**WORK ITEM**
The whole listing should be retyped exactly as it appears.

***

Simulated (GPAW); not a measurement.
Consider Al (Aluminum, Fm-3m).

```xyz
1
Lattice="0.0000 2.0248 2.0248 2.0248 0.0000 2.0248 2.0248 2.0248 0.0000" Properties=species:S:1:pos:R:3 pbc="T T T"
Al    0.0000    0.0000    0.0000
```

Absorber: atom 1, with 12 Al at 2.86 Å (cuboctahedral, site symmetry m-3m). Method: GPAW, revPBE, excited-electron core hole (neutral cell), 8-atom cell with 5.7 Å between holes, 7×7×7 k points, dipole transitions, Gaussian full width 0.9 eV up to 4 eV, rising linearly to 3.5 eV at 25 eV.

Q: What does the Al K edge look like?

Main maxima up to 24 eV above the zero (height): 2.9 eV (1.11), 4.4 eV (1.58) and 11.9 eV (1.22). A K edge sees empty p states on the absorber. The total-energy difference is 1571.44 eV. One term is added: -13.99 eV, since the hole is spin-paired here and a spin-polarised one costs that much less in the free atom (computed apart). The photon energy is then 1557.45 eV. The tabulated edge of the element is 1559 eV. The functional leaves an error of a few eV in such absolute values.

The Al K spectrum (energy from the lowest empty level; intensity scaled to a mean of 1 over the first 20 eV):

***

**WRITTEN SOLUTION**
Simulated (GPAW); not a measurement.
Consider Al (Aluminum, Fm-3m).

```xyz
1
Lattice="0.0000 2.0248 2.0248 2.0248 0.0000 2.0248 2.0248 2.0248 0.0000" Properties=species:S:1:pos:R:3 pbc="T T T"
Al    0.0000    0.0000    0.0000
```

Absorber: atom 1, with 12 Al at 2.86 Å (cuboctahedral, site symmetry m-3m). Method: GPAW, revPBE, excited-electron core hole (neutral cell), 8-atom cell with 5.7 Å between holes, 7×7×7 k points, dipole transitions, Gaussian full width 0.9 eV up to 4 eV, rising linearly to 3.5 eV at 25 eV.

Q: What does the Al K edge look like?

Main maxima up to 24 eV above the zero (height): 2.9 eV (1.11), 4.4 eV (1.58) and 11.9 eV (1.22). A K edge sees empty p states on the absorber. The total-energy difference is 1571.44 eV. One term is added: -13.99 eV, since the hole is spin-paired here and a spin-polarised one costs that much less in the free atom (computed apart). The photon energy is then 1557.45 eV. The tabulated edge of the element is 1559 eV. The functional leaves an error of a few eV in such absolute values.

The Al K spectrum (energy from the lowest empty level; intensity scaled to a mean of 1 over the first 20 eV):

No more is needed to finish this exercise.